WORK ORDER:
From the entries below, transcribe exactly the lines between the line holding "Problem. Fit these" and the line holding "Solution. A cubic", inclusive; skip all other lines.

MATERIAL SUPPLIED:
■ ■ ■ ■
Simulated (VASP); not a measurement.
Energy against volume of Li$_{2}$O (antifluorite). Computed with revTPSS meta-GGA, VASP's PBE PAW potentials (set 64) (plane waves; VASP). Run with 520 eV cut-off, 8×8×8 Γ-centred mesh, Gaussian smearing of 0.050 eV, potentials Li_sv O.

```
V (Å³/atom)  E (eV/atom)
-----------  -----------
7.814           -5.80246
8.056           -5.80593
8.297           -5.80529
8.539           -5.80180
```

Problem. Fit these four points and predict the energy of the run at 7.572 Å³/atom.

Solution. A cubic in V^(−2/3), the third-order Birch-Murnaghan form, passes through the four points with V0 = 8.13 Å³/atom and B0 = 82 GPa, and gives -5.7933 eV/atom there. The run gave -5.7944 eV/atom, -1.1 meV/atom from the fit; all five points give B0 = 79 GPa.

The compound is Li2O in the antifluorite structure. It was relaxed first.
■ ■ ■ ■

ANSWER SECTION:
Problem. Fit these four points and predict the energy of the run at 7.572 Å³/atom.

Solution. A cubic in V^(−2/3), the third-order Birch-Murnaghan form, passes through the four points with V0 = 8.13 Å³/atom and B0 = 82 GPa, and gives -5.7933 eV/atom there. The run gave -5.7944 eV/atom, -1.1 meV/atom from the fit; all five points give B0 = 79 GPa.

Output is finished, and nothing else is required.